Work order: Print word for word the first line of the records below and every following line through the one containing "Si (P6_3/mmc), two-dimensional strain map"; print nothing else.

Dataset excerpts:
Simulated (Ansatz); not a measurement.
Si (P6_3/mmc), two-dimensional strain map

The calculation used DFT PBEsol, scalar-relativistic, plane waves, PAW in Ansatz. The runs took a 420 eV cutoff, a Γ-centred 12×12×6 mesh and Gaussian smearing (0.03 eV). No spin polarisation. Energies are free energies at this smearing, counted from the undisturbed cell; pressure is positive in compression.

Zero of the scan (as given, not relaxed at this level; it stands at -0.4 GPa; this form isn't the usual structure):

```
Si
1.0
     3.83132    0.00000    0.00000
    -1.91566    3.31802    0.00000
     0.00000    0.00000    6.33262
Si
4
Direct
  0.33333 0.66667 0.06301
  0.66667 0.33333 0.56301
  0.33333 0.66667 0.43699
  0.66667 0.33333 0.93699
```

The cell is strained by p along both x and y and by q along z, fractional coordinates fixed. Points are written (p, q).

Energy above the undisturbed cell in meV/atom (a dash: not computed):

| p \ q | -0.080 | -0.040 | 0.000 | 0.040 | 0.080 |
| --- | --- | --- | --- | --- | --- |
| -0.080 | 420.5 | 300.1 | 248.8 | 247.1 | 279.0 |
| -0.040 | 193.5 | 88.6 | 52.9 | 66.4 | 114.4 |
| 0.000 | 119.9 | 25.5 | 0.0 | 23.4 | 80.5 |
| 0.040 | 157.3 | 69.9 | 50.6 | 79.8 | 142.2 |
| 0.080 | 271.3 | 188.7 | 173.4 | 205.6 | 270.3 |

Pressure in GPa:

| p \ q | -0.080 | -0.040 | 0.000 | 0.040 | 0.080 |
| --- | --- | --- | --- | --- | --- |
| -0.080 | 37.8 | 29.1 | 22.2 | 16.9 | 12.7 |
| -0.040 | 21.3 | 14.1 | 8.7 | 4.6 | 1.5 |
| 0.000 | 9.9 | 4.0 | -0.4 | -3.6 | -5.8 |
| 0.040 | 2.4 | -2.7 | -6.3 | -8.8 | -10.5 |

Written solution:
Simulated (Ansatz); not a measurement.
Si (P6_3/mmc), two-dimensional strain map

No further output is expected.